Extracted data:
BEGIN
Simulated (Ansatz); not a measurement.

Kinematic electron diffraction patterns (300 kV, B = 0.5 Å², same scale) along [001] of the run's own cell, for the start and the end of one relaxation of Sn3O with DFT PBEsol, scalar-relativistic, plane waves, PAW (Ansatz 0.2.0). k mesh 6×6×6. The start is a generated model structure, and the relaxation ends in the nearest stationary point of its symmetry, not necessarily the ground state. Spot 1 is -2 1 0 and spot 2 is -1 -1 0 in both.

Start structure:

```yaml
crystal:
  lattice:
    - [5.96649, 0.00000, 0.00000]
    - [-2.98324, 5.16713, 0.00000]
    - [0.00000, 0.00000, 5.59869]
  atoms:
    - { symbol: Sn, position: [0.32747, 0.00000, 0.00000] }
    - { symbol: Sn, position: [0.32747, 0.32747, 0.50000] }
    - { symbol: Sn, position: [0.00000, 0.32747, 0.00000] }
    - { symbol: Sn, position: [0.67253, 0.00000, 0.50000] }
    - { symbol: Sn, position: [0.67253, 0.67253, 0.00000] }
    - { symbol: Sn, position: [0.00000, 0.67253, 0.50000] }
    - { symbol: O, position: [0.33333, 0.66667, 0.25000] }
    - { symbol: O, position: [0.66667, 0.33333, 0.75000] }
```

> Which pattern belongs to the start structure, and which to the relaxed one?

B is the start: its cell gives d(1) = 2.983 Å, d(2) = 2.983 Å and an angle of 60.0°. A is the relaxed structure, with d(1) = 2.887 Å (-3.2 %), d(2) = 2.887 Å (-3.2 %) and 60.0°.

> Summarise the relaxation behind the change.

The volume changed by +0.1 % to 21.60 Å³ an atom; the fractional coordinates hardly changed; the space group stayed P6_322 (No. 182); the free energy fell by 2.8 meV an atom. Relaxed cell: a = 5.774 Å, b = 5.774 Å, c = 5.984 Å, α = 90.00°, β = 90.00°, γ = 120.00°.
END

Action item: Once you find the line with "B is the start: its" above, print it and every line after it up to and including the line with "behind the change.", exactly as written and nothing else.

Response:
B is the start: its cell gives d(1) = 2.983 Å, d(2) = 2.983 Å and an angle of 60.0°. A is the relaxed structure, with d(1) = 2.887 Å (-3.2 %), d(2) = 2.887 Å (-3.2 %) and 60.0°.

> Summarise the relaxation behind the change.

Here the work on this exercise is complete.